MATERIAL PROVIDED:
• • •

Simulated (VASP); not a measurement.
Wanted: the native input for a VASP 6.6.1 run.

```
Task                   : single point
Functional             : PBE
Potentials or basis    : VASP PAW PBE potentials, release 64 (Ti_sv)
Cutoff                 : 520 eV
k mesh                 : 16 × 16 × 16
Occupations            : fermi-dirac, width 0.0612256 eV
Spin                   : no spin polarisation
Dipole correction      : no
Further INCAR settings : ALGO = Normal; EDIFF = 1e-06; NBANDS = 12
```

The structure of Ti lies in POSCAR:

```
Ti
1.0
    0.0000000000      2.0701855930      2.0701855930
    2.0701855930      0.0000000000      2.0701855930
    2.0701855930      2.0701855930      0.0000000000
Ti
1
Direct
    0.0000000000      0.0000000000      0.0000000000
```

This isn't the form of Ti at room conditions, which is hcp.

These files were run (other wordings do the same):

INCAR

• • •

REQUIRED ACTION:
Exactly the lines from the start of the entries through the one bearing "These files were" are to be output, with both ends included.

TASK ANSWER:
Simulated (VASP); not a measurement.
Wanted: the native input for a VASP 6.6.1 run.

```
Task                   : single point
Functional             : PBE
Potentials or basis    : VASP PAW PBE potentials, release 64 (Ti_sv)
Cutoff                 : 520 eV
k mesh                 : 16 × 16 × 16
Occupations            : fermi-dirac, width 0.0612256 eV
Spin                   : no spin polarisation
Dipole correction      : no
Further INCAR settings : ALGO = Normal; EDIFF = 1e-06; NBANDS = 12
```

The structure of Ti lies in POSCAR:

```
Ti
1.0
    0.0000000000      2.0701855930      2.0701855930
    2.0701855930      0.0000000000      2.0701855930
    2.0701855930      2.0701855930      0.0000000000
Ti
1
Direct
    0.0000000000      0.0000000000      0.0000000000
```

This isn't the form of Ti at room conditions, which is hcp.

These files were run (other wordings do the same):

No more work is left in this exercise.